> [WORK TASK]
Below are some records. Return exactly the lines from the one with "### 1 Structure used throughout" to the one with "### 2 PBE0-D4 in def2-SVP", and nothing else.

■ ■ ■ ■

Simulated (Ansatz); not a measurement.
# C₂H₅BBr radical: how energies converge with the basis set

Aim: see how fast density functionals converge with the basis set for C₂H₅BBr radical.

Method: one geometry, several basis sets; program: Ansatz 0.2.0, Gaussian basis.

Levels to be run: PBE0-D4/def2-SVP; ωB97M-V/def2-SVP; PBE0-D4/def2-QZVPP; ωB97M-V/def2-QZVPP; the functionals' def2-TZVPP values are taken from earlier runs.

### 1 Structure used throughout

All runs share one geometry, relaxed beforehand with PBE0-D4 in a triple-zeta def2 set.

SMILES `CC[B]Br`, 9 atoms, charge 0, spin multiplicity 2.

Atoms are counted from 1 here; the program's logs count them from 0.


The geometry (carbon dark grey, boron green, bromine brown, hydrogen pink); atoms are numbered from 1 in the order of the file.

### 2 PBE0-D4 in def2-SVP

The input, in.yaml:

■ ■ ■ ■

> [TASK SOLUTION]
### 1 Structure used throughout

All runs share one geometry, relaxed beforehand with PBE0-D4 in a triple-zeta def2 set.

SMILES `CC[B]Br`, 9 atoms, charge 0, spin multiplicity 2.

Atoms are counted from 1 here; the program's logs count them from 0.


The geometry (carbon dark grey, boron green, bromine brown, hydrogen pink); atoms are numbered from 1 in the order of the file.

### 2 PBE0-D4 in def2-SVP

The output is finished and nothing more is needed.